SUPPLIED INFORMATION ::
|---|
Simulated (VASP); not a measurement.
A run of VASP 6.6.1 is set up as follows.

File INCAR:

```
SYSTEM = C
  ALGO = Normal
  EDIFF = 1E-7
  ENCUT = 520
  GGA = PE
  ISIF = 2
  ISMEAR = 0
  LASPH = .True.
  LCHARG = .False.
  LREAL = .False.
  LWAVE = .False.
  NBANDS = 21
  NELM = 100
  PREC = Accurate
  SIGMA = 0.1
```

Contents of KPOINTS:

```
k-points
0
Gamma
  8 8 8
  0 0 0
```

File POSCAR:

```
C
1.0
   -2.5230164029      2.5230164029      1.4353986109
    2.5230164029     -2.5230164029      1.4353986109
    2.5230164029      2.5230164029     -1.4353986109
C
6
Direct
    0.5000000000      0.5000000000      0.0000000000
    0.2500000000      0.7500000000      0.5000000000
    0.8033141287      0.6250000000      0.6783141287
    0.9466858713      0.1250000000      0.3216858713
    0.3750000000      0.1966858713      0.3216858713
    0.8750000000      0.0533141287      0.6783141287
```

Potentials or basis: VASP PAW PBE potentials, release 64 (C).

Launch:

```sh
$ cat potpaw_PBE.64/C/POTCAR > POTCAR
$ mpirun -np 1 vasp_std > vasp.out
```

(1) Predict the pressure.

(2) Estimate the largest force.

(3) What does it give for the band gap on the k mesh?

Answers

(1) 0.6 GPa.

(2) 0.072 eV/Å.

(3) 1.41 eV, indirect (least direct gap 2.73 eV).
|---|

Using the entries above, give again exactly the lines from the line holding "(2) Estimate the largest force." through the line holding "(2) 0.072 eV/Å.". Include both end lines and nothing else.

ANSWER AREA ::
(2) Estimate the largest force.

(3) What does it give for the band gap on the k mesh?

Answers

(1) 0.6 GPa.

(2) 0.072 eV/Å.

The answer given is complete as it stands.